Requirement: Copy out the entries below exactly as they stand, but only from the line containing "B. C=C/C=C\C(F)(F)C(F)(F)F" through the line containing "C. O=C(O)/C(=C/Cl)CCF".

***

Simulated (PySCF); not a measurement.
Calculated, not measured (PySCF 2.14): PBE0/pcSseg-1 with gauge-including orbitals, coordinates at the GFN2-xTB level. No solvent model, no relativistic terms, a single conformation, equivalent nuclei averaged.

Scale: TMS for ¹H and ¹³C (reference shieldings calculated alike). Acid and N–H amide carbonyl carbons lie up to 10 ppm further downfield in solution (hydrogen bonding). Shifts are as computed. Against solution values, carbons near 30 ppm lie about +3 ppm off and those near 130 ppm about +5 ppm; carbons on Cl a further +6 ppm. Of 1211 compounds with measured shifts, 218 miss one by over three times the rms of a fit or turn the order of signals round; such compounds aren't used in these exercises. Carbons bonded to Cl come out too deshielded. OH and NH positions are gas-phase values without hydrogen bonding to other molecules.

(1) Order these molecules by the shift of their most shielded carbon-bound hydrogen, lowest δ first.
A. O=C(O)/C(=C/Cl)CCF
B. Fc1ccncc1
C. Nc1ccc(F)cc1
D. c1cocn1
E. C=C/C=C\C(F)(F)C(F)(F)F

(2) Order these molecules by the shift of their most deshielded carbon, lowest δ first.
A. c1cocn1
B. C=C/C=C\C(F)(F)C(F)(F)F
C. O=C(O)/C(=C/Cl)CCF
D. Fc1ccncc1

***

Task output:
B. C=C/C=C\C(F)(F)C(F)(F)F
C. O=C(O)/C(=C/Cl)CCF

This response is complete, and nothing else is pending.